WORK ITEM
Which lines come from the start of the records through the line that holds "No spin–orbit coupling, which"? Write them out word for word.

DATA LISTING
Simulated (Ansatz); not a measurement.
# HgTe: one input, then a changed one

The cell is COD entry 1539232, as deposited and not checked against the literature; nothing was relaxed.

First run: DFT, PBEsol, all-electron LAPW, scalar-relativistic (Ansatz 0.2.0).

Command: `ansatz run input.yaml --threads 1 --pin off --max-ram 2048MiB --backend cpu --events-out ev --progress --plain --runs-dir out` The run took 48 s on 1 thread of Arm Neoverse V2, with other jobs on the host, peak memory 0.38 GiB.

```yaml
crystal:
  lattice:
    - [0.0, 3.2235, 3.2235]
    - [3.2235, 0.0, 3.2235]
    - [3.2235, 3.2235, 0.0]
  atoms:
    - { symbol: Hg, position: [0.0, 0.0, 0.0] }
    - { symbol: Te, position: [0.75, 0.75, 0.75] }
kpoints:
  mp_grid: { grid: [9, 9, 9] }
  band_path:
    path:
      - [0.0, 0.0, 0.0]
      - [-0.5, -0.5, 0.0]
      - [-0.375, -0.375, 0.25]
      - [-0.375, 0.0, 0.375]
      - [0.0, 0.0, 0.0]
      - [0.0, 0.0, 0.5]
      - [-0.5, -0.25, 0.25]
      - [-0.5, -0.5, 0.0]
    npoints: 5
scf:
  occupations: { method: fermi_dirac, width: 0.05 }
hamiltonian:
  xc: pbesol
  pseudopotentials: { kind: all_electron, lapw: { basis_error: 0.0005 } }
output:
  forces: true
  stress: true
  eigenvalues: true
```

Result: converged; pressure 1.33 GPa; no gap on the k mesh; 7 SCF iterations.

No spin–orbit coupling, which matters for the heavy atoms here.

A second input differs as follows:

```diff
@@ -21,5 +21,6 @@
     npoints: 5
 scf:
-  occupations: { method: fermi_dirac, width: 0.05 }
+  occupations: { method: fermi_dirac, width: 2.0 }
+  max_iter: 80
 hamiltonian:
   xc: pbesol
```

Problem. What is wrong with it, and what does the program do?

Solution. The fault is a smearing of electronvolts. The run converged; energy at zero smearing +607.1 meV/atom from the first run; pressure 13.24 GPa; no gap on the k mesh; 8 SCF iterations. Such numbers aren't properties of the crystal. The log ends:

REPLY
Simulated (Ansatz); not a measurement.
# HgTe: one input, then a changed one

The cell is COD entry 1539232, as deposited and not checked against the literature; nothing was relaxed.

First run: DFT, PBEsol, all-electron LAPW, scalar-relativistic (Ansatz 0.2.0).

Command: `ansatz run input.yaml --threads 1 --pin off --max-ram 2048MiB --backend cpu --events-out ev --progress --plain --runs-dir out` The run took 48 s on 1 thread of Arm Neoverse V2, with other jobs on the host, peak memory 0.38 GiB.

```yaml
crystal:
  lattice:
    - [0.0, 3.2235, 3.2235]
    - [3.2235, 0.0, 3.2235]
    - [3.2235, 3.2235, 0.0]
  atoms:
    - { symbol: Hg, position: [0.0, 0.0, 0.0] }
    - { symbol: Te, position: [0.75, 0.75, 0.75] }
kpoints:
  mp_grid: { grid: [9, 9, 9] }
  band_path:
    path:
      - [0.0, 0.0, 0.0]
      - [-0.5, -0.5, 0.0]
      - [-0.375, -0.375, 0.25]
      - [-0.375, 0.0, 0.375]
      - [0.0, 0.0, 0.0]
      - [0.0, 0.0, 0.5]
      - [-0.5, -0.25, 0.25]
      - [-0.5, -0.5, 0.0]
    npoints: 5
scf:
  occupations: { method: fermi_dirac, width: 0.05 }
hamiltonian:
  xc: pbesol
  pseudopotentials: { kind: all_electron, lapw: { basis_error: 0.0005 } }
output:
  forces: true
  stress: true
  eigenvalues: true
```

Result: converged; pressure 1.33 GPa; no gap on the k mesh; 7 SCF iterations.

No spin–orbit coupling, which matters for the heavy atoms here.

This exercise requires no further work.